**Action item:** Every record has to be written out exactly, with no line missing.

=======
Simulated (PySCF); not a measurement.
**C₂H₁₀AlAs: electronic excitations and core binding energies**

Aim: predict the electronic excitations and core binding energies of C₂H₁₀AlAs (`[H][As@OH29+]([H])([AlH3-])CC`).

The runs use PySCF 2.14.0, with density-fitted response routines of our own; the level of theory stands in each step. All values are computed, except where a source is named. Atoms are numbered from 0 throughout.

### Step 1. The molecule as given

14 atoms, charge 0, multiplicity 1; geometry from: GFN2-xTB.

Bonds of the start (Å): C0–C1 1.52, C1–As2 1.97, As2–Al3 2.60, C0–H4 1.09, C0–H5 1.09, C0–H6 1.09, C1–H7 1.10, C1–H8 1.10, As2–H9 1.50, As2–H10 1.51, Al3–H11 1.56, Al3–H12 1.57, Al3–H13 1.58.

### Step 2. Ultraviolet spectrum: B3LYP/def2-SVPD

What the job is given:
=======

**Task response:**
Simulated (PySCF); not a measurement.
**C₂H₁₀AlAs: electronic excitations and core binding energies**

Aim: predict the electronic excitations and core binding energies of C₂H₁₀AlAs (`[H][As@OH29+]([H])([AlH3-])CC`).

The runs use PySCF 2.14.0, with density-fitted response routines of our own; the level of theory stands in each step. All values are computed, except where a source is named. Atoms are numbered from 0 throughout.

### Step 1. The molecule as given

14 atoms, charge 0, multiplicity 1; geometry from: GFN2-xTB.

Bonds of the start (Å): C0–C1 1.52, C1–As2 1.97, As2–Al3 2.60, C0–H4 1.09, C0–H5 1.09, C0–H6 1.09, C1–H7 1.10, C1–H8 1.10, As2–H9 1.50, As2–H10 1.51, Al3–H11 1.56, Al3–H12 1.57, Al3–H13 1.58.

### Step 2. Ultraviolet spectrum: B3LYP/def2-SVPD

What the job is given:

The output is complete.